----------

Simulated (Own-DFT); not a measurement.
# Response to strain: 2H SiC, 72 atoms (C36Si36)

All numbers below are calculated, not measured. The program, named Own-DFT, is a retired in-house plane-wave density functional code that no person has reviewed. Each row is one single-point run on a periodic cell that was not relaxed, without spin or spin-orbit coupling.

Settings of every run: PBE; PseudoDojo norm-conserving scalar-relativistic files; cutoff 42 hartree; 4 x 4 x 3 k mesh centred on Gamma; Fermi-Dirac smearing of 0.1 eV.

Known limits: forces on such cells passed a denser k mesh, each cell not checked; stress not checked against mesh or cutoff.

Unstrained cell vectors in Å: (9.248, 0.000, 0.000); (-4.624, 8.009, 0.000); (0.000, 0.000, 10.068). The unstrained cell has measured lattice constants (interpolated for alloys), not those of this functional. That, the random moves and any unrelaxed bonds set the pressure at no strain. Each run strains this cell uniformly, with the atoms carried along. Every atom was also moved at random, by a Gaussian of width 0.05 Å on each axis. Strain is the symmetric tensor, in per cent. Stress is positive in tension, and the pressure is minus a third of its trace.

----------

→ Assigned task
Look at the material above and copy, word for word, its lines from the first through the one containing "# Response to".

→ Exercise answer
Simulated (Own-DFT); not a measurement.
# Response to strain: 2H SiC, 72 atoms (C36Si36)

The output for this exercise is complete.